Action item: Would you reproduce, without any alteration, the lines from the opening line of the entries through the line that has "Atom by atom" in it?

----- Data for review

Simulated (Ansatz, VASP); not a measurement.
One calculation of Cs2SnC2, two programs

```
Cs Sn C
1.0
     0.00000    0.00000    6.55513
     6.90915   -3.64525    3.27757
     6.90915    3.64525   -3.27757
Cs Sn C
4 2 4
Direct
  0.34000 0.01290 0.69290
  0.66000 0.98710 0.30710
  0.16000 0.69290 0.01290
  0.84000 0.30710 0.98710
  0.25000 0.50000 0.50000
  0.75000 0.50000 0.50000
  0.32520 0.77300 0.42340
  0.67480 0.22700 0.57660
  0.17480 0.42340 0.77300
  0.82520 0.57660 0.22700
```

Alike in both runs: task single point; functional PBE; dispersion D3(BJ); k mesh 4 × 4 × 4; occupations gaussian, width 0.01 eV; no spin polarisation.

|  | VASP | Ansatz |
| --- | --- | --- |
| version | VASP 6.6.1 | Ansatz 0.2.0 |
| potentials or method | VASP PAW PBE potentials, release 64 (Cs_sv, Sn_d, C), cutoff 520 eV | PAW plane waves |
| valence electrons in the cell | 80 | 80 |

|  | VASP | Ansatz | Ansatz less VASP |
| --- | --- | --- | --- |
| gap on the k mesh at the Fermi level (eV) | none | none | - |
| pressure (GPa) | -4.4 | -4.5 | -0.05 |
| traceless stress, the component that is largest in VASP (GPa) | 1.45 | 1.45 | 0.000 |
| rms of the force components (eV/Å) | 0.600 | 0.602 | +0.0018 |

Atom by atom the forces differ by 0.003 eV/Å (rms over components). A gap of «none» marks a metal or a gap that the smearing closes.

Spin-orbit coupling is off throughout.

----------

Exercise solution:
Simulated (Ansatz, VASP); not a measurement.
One calculation of Cs2SnC2, two programs

```
Cs Sn C
1.0
     0.00000    0.00000    6.55513
     6.90915   -3.64525    3.27757
     6.90915    3.64525   -3.27757
Cs Sn C
4 2 4
Direct
  0.34000 0.01290 0.69290
  0.66000 0.98710 0.30710
  0.16000 0.69290 0.01290
  0.84000 0.30710 0.98710
  0.25000 0.50000 0.50000
  0.75000 0.50000 0.50000
  0.32520 0.77300 0.42340
  0.67480 0.22700 0.57660
  0.17480 0.42340 0.77300
  0.82520 0.57660 0.22700
```

Alike in both runs: task single point; functional PBE; dispersion D3(BJ); k mesh 4 × 4 × 4; occupations gaussian, width 0.01 eV; no spin polarisation.

|  | VASP | Ansatz |
| --- | --- | --- |
| version | VASP 6.6.1 | Ansatz 0.2.0 |
| potentials or method | VASP PAW PBE potentials, release 64 (Cs_sv, Sn_d, C), cutoff 520 eV | PAW plane waves |
| valence electrons in the cell | 80 | 80 |

|  | VASP | Ansatz | Ansatz less VASP |
| --- | --- | --- | --- |
| gap on the k mesh at the Fermi level (eV) | none | none | - |
| pressure (GPa) | -4.4 | -4.5 | -0.05 |
| traceless stress, the component that is largest in VASP (GPa) | 1.45 | 1.45 | 0.000 |
| rms of the force components (eV/Å) | 0.600 | 0.602 | +0.0018 |

Atom by atom the forces differ by 0.003 eV/Å (rms over components). A gap of «none» marks a metal or a gap that the smearing closes.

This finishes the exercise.